━━━━━━━━
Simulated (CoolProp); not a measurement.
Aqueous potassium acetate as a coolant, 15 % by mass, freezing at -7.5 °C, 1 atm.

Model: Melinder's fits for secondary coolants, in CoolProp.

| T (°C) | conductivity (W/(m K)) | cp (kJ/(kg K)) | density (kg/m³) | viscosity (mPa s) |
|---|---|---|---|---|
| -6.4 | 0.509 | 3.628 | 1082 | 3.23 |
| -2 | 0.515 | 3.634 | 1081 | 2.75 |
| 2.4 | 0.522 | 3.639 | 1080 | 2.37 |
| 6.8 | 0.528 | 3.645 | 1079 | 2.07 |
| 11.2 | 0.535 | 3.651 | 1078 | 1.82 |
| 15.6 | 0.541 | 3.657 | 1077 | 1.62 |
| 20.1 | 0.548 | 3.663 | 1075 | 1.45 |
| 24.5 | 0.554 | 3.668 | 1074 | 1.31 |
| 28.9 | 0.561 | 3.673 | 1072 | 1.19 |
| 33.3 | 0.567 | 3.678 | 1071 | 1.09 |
━━━━━━━━

■ **Activity**: Exactly as they stand above, write out the entries.

■ **Solution**:
Simulated (CoolProp); not a measurement.
Aqueous potassium acetate as a coolant, 15 % by mass, freezing at -7.5 °C, 1 atm.

Model: Melinder's fits for secondary coolants, in CoolProp.

| T (°C) | conductivity (W/(m K)) | cp (kJ/(kg K)) | density (kg/m³) | viscosity (mPa s) |
|---|---|---|---|---|
| -6.4 | 0.509 | 3.628 | 1082 | 3.23 |
| -2 | 0.515 | 3.634 | 1081 | 2.75 |
| 2.4 | 0.522 | 3.639 | 1080 | 2.37 |
| 6.8 | 0.528 | 3.645 | 1079 | 2.07 |
| 11.2 | 0.535 | 3.651 | 1078 | 1.82 |
| 15.6 | 0.541 | 3.657 | 1077 | 1.62 |
| 20.1 | 0.548 | 3.663 | 1075 | 1.45 |
| 24.5 | 0.554 | 3.668 | 1074 | 1.31 |
| 28.9 | 0.561 | 3.673 | 1072 | 1.19 |
| 33.3 | 0.567 | 3.678 | 1071 | 1.09 |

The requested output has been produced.